= EXERCISE =
Set down each line of the listing below exactly as it is written.

[DATA UNDER STUDY]

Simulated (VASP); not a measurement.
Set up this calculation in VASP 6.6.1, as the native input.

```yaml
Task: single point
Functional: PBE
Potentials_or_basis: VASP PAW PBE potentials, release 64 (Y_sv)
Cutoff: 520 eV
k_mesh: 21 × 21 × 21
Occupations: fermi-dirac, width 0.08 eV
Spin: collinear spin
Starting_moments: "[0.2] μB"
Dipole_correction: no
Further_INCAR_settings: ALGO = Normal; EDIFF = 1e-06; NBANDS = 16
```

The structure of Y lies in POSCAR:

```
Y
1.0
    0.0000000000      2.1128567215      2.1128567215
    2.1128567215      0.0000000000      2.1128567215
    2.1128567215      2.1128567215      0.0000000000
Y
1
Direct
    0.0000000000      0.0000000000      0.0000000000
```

[/DATA UNDER STUDY]

= ANSWER SECTION =
Simulated (VASP); not a measurement.
Set up this calculation in VASP 6.6.1, as the native input.

```yaml
Task: single point
Functional: PBE
Potentials_or_basis: VASP PAW PBE potentials, release 64 (Y_sv)
Cutoff: 520 eV
k_mesh: 21 × 21 × 21
Occupations: fermi-dirac, width 0.08 eV
Spin: collinear spin
Starting_moments: "[0.2] μB"
Dipole_correction: no
Further_INCAR_settings: ALGO = Normal; EDIFF = 1e-06; NBANDS = 16
```

The structure of Y lies in POSCAR:

```
Y
1.0
    0.0000000000      2.1128567215      2.1128567215
    2.1128567215      0.0000000000      2.1128567215
    2.1128567215      2.1128567215      0.0000000000
Y
1
Direct
    0.0000000000      0.0000000000      0.0000000000
```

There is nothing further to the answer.